### Material provided
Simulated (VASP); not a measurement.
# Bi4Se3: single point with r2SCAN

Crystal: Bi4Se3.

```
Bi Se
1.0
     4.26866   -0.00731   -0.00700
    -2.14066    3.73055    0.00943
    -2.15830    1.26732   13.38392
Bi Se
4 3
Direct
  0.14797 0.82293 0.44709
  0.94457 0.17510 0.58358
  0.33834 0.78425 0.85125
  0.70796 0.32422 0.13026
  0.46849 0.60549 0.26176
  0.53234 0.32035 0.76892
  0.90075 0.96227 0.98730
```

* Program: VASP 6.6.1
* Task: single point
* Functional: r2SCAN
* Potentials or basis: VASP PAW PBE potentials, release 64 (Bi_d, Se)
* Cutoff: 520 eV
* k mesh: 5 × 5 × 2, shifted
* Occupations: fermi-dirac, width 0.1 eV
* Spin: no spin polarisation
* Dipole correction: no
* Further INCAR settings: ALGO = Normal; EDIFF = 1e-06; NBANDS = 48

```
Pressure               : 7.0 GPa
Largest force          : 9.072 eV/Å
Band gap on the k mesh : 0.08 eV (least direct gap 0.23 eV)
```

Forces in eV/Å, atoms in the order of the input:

### Work request
Would you please output every record again, exactly?

### Written response
Simulated (VASP); not a measurement.
# Bi4Se3: single point with r2SCAN

Crystal: Bi4Se3.

```
Bi Se
1.0
     4.26866   -0.00731   -0.00700
    -2.14066    3.73055    0.00943
    -2.15830    1.26732   13.38392
Bi Se
4 3
Direct
  0.14797 0.82293 0.44709
  0.94457 0.17510 0.58358
  0.33834 0.78425 0.85125
  0.70796 0.32422 0.13026
  0.46849 0.60549 0.26176
  0.53234 0.32035 0.76892
  0.90075 0.96227 0.98730
```

* Program: VASP 6.6.1
* Task: single point
* Functional: r2SCAN
* Potentials or basis: VASP PAW PBE potentials, release 64 (Bi_d, Se)
* Cutoff: 520 eV
* k mesh: 5 × 5 × 2, shifted
* Occupations: fermi-dirac, width 0.1 eV
* Spin: no spin polarisation
* Dipole correction: no
* Further INCAR settings: ALGO = Normal; EDIFF = 1e-06; NBANDS = 48

```
Pressure               : 7.0 GPa
Largest force          : 9.072 eV/Å
Band gap on the k mesh : 0.08 eV (least direct gap 0.23 eV)
```

Forces in eV/Å, atoms in the order of the input:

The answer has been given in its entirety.